- [WORK REQUEST]
From the first line to the last, return the material exactly.

+++++

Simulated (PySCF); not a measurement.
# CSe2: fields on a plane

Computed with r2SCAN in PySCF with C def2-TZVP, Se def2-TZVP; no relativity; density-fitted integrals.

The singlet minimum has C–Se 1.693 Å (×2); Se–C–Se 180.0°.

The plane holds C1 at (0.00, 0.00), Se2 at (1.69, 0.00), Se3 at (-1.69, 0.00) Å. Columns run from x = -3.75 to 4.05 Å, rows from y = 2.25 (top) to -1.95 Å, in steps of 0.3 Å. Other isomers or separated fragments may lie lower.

+++++

- [WRITTEN REPLY]
Simulated (PySCF); not a measurement.
# CSe2: fields on a plane

Computed with r2SCAN in PySCF with C def2-TZVP, Se def2-TZVP; no relativity; density-fitted integrals.

The singlet minimum has C–Se 1.693 Å (×2); Se–C–Se 180.0°.

The plane holds C1 at (0.00, 0.00), Se2 at (1.69, 0.00), Se3 at (-1.69, 0.00) Å. Columns run from x = -3.75 to 4.05 Å, rows from y = 2.25 (top) to -1.95 Å, in steps of 0.3 Å. Other isomers or separated fragments may lie lower.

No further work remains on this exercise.